# # # #
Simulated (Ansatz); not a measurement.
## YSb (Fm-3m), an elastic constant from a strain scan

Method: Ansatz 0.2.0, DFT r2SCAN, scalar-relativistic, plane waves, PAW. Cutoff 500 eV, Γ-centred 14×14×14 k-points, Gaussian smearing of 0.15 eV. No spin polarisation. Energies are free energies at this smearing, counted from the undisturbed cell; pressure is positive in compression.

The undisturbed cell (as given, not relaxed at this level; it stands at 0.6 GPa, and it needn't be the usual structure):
# # # #

WORK REQUEST. Every line of the listing should be reproduced exactly.

EXERCISE ANSWER.
Simulated (Ansatz); not a measurement.
## YSb (Fm-3m), an elastic constant from a strain scan

Method: Ansatz 0.2.0, DFT r2SCAN, scalar-relativistic, plane waves, PAW. Cutoff 500 eV, Γ-centred 14×14×14 k-points, Gaussian smearing of 0.15 eV. No spin polarisation. Energies are free energies at this smearing, counted from the undisturbed cell; pressure is positive in compression.

The undisturbed cell (as given, not relaxed at this level; it stands at 0.6 GPa, and it needn't be the usual structure):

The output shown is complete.